• [WORK TASK]:
From the top of the records below down to the line containing "A k mesh can", reproduce every line exactly.

BEGIN RECORD EXTRACTS

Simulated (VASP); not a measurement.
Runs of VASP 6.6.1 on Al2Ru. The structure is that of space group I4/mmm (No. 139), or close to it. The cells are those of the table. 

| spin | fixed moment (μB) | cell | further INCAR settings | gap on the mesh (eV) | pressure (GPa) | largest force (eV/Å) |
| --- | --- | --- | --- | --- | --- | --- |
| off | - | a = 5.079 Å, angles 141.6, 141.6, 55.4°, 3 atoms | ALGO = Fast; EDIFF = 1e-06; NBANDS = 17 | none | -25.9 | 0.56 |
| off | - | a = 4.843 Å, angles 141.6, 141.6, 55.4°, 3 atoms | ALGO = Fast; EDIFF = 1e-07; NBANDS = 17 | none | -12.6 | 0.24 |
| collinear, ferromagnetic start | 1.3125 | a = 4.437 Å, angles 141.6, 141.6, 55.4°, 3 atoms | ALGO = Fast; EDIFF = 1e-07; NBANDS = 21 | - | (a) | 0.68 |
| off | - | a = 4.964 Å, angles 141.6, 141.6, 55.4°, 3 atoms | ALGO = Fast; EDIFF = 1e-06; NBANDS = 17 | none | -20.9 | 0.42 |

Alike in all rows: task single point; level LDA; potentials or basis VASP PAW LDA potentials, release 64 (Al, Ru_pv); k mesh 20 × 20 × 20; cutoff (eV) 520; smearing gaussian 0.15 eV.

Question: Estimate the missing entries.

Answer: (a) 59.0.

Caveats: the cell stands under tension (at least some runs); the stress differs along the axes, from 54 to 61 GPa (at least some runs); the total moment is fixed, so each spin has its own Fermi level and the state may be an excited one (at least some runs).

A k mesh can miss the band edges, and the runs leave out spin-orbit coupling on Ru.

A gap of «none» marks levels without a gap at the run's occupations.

END RECORD EXTRACTS

• [ANSWER BOX]:
Simulated (VASP); not a measurement.
Runs of VASP 6.6.1 on Al2Ru. The structure is that of space group I4/mmm (No. 139), or close to it. The cells are those of the table. 

| spin | fixed moment (μB) | cell | further INCAR settings | gap on the mesh (eV) | pressure (GPa) | largest force (eV/Å) |
| --- | --- | --- | --- | --- | --- | --- |
| off | - | a = 5.079 Å, angles 141.6, 141.6, 55.4°, 3 atoms | ALGO = Fast; EDIFF = 1e-06; NBANDS = 17 | none | -25.9 | 0.56 |
| off | - | a = 4.843 Å, angles 141.6, 141.6, 55.4°, 3 atoms | ALGO = Fast; EDIFF = 1e-07; NBANDS = 17 | none | -12.6 | 0.24 |
| collinear, ferromagnetic start | 1.3125 | a = 4.437 Å, angles 141.6, 141.6, 55.4°, 3 atoms | ALGO = Fast; EDIFF = 1e-07; NBANDS = 21 | - | (a) | 0.68 |
| off | - | a = 4.964 Å, angles 141.6, 141.6, 55.4°, 3 atoms | ALGO = Fast; EDIFF = 1e-06; NBANDS = 17 | none | -20.9 | 0.42 |

Alike in all rows: task single point; level LDA; potentials or basis VASP PAW LDA potentials, release 64 (Al, Ru_pv); k mesh 20 × 20 × 20; cutoff (eV) 520; smearing gaussian 0.15 eV.

Question: Estimate the missing entries.

Answer: (a) 59.0.

Caveats: the cell stands under tension (at least some runs); the stress differs along the axes, from 54 to 61 GPa (at least some runs); the total moment is fixed, so each spin has its own Fermi level and the state may be an excited one (at least some runs).

A k mesh can miss the band edges, and the runs leave out spin-orbit coupling on Ru.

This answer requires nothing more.